Input data
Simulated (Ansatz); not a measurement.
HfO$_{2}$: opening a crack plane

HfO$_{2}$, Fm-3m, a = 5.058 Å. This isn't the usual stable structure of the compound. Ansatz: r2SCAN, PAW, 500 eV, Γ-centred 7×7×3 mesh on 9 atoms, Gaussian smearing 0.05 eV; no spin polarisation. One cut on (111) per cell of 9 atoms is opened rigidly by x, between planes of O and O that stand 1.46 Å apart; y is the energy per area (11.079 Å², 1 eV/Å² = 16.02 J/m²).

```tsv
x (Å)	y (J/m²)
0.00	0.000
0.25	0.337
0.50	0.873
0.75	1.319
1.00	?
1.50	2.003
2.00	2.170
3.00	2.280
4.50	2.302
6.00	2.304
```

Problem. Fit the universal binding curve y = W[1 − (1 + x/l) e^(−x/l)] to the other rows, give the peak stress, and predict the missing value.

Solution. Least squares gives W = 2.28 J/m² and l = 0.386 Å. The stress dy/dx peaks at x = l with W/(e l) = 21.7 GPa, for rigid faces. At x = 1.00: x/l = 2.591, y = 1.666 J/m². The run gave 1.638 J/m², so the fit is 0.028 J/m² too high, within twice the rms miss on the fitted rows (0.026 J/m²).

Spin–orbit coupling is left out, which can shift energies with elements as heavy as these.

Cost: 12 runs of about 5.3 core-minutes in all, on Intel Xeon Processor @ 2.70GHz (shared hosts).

Work item
In the entries above, find the line with "Problem. Fit the" and the line with "Spin–orbit coupling is", then restate word for word both of them and every line between, with nothing more.

Response box
Problem. Fit the universal binding curve y = W[1 − (1 + x/l) e^(−x/l)] to the other rows, give the peak stress, and predict the missing value.

Solution. Least squares gives W = 2.28 J/m² and l = 0.386 Å. The stress dy/dx peaks at x = l with W/(e l) = 21.7 GPa, for rigid faces. At x = 1.00: x/l = 2.591, y = 1.666 J/m². The run gave 1.638 J/m², so the fit is 0.028 J/m² too high, within twice the rms miss on the fitted rows (0.026 J/m²).

Spin–orbit coupling is left out, which can shift energies with elements as heavy as these.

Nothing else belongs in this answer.